Return the records below exactly, leaving nothing out.

....

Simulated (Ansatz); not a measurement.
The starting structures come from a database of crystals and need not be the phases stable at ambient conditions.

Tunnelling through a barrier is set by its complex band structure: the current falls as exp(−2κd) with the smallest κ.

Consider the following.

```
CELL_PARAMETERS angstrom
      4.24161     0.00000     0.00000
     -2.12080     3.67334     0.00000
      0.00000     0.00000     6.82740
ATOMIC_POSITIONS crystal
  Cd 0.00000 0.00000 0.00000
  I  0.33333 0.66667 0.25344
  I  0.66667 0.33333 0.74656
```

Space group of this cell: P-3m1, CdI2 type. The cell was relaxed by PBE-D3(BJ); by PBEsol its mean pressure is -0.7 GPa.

....

### WRITTEN ANSWER:
Simulated (Ansatz); not a measurement.
The starting structures come from a database of crystals and need not be the phases stable at ambient conditions.

Tunnelling through a barrier is set by its complex band structure: the current falls as exp(−2κd) with the smallest κ.

Consider the following.

```
CELL_PARAMETERS angstrom
      4.24161     0.00000     0.00000
     -2.12080     3.67334     0.00000
      0.00000     0.00000     6.82740
ATOMIC_POSITIONS crystal
  Cd 0.00000 0.00000 0.00000
  I  0.33333 0.66667 0.25344
  I  0.66667 0.33333 0.74656
```

Space group of this cell: P-3m1, CdI2 type. The cell was relaxed by PBE-D3(BJ); by PBEsol its mean pressure is -0.7 GPa.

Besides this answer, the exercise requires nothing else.